┄┄┄┄┄┄
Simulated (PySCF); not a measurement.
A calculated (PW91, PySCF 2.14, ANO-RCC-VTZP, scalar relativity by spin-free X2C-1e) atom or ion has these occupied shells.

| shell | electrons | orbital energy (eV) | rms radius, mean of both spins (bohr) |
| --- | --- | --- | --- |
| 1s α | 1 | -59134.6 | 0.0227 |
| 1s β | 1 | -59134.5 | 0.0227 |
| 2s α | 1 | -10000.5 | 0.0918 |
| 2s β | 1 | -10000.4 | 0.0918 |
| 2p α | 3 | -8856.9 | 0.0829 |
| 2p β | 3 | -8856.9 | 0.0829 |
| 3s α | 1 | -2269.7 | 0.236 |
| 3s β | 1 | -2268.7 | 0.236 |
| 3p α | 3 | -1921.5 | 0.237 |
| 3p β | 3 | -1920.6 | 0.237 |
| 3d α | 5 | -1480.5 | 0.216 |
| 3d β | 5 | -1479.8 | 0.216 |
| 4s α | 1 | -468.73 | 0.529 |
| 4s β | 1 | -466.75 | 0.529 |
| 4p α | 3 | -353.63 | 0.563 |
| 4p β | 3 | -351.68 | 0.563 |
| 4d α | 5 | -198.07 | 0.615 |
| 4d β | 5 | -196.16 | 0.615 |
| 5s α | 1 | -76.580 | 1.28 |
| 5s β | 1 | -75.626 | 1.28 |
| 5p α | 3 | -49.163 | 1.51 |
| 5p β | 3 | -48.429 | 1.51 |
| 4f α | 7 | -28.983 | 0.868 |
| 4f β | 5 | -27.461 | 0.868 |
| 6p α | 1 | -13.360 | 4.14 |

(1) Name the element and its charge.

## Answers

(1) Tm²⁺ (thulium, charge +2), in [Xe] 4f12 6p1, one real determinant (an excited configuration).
┄┄┄┄┄┄

Looking back over the data above, restate word for word the lines that begin at the line with "-1921.5 | 0.237 |" and end at the line with "-13.360 | 4.14 |", inclusive.

# [EXERCISE RESULT]
| 3p α | 3 | -1921.5 | 0.237 |
| 3p β | 3 | -1920.6 | 0.237 |
| 3d α | 5 | -1480.5 | 0.216 |
| 3d β | 5 | -1479.8 | 0.216 |
| 4s α | 1 | -468.73 | 0.529 |
| 4s β | 1 | -466.75 | 0.529 |
| 4p α | 3 | -353.63 | 0.563 |
| 4p β | 3 | -351.68 | 0.563 |
| 4d α | 5 | -198.07 | 0.615 |
| 4d β | 5 | -196.16 | 0.615 |
| 5s α | 1 | -76.580 | 1.28 |
| 5s β | 1 | -75.626 | 1.28 |
| 5p α | 3 | -49.163 | 1.51 |
| 5p β | 3 | -48.429 | 1.51 |
| 4f α | 7 | -28.983 | 0.868 |
| 4f β | 5 | -27.461 | 0.868 |
| 6p α | 1 | -13.360 | 4.14 |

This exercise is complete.